All lines before the one containing "(3) Estimate the", plus that line itself, are to be printed exactly as they appear below.

────

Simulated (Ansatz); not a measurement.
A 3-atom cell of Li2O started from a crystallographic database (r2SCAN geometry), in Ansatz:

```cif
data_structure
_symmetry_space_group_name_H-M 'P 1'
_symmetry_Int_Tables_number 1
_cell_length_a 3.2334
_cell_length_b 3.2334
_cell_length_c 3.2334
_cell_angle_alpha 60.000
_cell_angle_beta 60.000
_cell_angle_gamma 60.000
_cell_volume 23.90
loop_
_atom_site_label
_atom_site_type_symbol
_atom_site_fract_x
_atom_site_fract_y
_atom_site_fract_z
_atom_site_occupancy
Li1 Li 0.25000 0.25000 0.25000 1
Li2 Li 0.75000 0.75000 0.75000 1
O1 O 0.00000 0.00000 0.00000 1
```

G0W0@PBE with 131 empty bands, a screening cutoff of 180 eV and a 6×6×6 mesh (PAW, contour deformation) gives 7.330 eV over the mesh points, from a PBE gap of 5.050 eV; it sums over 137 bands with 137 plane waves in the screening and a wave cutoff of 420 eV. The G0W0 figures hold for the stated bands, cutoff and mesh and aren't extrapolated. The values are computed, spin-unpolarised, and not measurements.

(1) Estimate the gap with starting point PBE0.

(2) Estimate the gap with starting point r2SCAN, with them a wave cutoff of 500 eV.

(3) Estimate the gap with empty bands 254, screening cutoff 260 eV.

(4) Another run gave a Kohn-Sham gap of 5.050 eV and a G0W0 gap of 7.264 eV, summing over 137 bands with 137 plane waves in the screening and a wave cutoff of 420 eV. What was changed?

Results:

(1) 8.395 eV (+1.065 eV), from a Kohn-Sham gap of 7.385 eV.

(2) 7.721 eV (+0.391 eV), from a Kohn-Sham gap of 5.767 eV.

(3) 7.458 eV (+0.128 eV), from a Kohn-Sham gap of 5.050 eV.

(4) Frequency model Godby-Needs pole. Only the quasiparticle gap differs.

────

### Exercise answer:
Simulated (Ansatz); not a measurement.
A 3-atom cell of Li2O started from a crystallographic database (r2SCAN geometry), in Ansatz:

```cif
data_structure
_symmetry_space_group_name_H-M 'P 1'
_symmetry_Int_Tables_number 1
_cell_length_a 3.2334
_cell_length_b 3.2334
_cell_length_c 3.2334
_cell_angle_alpha 60.000
_cell_angle_beta 60.000
_cell_angle_gamma 60.000
_cell_volume 23.90
loop_
_atom_site_label
_atom_site_type_symbol
_atom_site_fract_x
_atom_site_fract_y
_atom_site_fract_z
_atom_site_occupancy
Li1 Li 0.25000 0.25000 0.25000 1
Li2 Li 0.75000 0.75000 0.75000 1
O1 O 0.00000 0.00000 0.00000 1
```

G0W0@PBE with 131 empty bands, a screening cutoff of 180 eV and a 6×6×6 mesh (PAW, contour deformation) gives 7.330 eV over the mesh points, from a PBE gap of 5.050 eV; it sums over 137 bands with 137 plane waves in the screening and a wave cutoff of 420 eV. The G0W0 figures hold for the stated bands, cutoff and mesh and aren't extrapolated. The values are computed, spin-unpolarised, and not measurements.

(1) Estimate the gap with starting point PBE0.

(2) Estimate the gap with starting point r2SCAN, with them a wave cutoff of 500 eV.

(3) Estimate the gap with empty bands 254, screening cutoff 260 eV.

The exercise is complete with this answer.